WORK ITEM:
Exactly as written, restate the material below from its first line through the line containing "Pressure 0.5 GPa;", and stop there.

EXCERPTED RECORDS:
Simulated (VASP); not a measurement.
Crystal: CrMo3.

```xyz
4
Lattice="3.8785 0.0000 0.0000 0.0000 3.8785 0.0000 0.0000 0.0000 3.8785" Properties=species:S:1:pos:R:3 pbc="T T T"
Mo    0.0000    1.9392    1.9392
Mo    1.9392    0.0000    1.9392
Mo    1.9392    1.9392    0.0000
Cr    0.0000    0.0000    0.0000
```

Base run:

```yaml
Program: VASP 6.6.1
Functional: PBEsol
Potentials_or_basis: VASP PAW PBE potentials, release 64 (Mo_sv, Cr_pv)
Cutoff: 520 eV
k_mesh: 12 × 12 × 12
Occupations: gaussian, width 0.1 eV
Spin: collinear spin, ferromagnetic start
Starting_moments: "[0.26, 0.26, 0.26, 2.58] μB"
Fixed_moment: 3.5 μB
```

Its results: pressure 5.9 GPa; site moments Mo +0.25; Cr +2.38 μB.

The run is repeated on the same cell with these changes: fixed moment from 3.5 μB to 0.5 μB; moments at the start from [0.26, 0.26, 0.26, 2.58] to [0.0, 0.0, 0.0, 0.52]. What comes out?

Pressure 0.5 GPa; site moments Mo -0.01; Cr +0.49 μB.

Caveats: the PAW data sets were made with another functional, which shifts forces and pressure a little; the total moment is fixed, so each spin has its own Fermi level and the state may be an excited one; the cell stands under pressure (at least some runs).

RESPONSE AREA:
Simulated (VASP); not a measurement.
Crystal: CrMo3.

```xyz
4
Lattice="3.8785 0.0000 0.0000 0.0000 3.8785 0.0000 0.0000 0.0000 3.8785" Properties=species:S:1:pos:R:3 pbc="T T T"
Mo    0.0000    1.9392    1.9392
Mo    1.9392    0.0000    1.9392
Mo    1.9392    1.9392    0.0000
Cr    0.0000    0.0000    0.0000
```

Base run:

```yaml
Program: VASP 6.6.1
Functional: PBEsol
Potentials_or_basis: VASP PAW PBE potentials, release 64 (Mo_sv, Cr_pv)
Cutoff: 520 eV
k_mesh: 12 × 12 × 12
Occupations: gaussian, width 0.1 eV
Spin: collinear spin, ferromagnetic start
Starting_moments: "[0.26, 0.26, 0.26, 2.58] μB"
Fixed_moment: 3.5 μB
```

Its results: pressure 5.9 GPa; site moments Mo +0.25; Cr +2.38 μB.

The run is repeated on the same cell with these changes: fixed moment from 3.5 μB to 0.5 μB; moments at the start from [0.26, 0.26, 0.26, 2.58] to [0.0, 0.0, 0.0, 0.52]. What comes out?

Pressure 0.5 GPa; site moments Mo -0.01; Cr +0.49 μB.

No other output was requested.